> TASK ITEM:
Beneath this task are records; print exactly the stretch of them from the line with "Its results: band" through the line with "Question: The run", both ends included.

> DATASET ENTRIES:
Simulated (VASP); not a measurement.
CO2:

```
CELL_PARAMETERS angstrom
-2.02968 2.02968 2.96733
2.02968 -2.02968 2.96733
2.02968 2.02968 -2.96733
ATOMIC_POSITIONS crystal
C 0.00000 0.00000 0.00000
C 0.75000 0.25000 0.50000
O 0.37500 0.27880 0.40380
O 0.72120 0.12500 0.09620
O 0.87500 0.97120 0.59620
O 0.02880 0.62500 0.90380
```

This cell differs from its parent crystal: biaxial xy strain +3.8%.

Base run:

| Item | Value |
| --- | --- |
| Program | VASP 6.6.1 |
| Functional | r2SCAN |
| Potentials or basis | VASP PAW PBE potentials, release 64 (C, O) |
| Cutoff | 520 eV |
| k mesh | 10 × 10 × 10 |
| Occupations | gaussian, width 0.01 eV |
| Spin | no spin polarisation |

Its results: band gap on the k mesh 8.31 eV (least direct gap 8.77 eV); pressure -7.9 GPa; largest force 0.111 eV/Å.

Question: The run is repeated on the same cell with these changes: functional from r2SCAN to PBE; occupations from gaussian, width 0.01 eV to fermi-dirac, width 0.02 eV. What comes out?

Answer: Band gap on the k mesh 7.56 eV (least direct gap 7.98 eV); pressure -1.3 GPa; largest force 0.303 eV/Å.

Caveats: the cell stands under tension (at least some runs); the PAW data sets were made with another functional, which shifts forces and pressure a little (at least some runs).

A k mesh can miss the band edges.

> RESULT:
Its results: band gap on the k mesh 8.31 eV (least direct gap 8.77 eV); pressure -7.9 GPa; largest force 0.111 eV/Å.

Question: The run is repeated on the same cell with these changes: functional from r2SCAN to PBE; occupations from gaussian, width 0.01 eV to fermi-dirac, width 0.02 eV. What comes out?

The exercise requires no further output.